Brief:
Starting at the line that has "The cell holds" and stopping after the line that has "Forces are removed", reproduce the listing below exactly; omit everything else.

<<<<
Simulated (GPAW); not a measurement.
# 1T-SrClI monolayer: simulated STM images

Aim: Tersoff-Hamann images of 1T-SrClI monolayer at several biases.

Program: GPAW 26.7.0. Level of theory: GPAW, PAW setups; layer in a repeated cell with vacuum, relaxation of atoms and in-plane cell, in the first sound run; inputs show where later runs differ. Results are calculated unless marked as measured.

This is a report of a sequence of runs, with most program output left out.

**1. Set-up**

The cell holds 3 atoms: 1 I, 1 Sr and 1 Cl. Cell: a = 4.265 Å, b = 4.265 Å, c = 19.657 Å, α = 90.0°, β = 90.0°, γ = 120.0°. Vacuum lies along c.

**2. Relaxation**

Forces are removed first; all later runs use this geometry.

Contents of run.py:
>>>>

Exercise answer:
The cell holds 3 atoms: 1 I, 1 Sr and 1 Cl. Cell: a = 4.265 Å, b = 4.265 Å, c = 19.657 Å, α = 90.0°, β = 90.0°, γ = 120.0°. Vacuum lies along c.

**2. Relaxation**

Forces are removed first; all later runs use this geometry.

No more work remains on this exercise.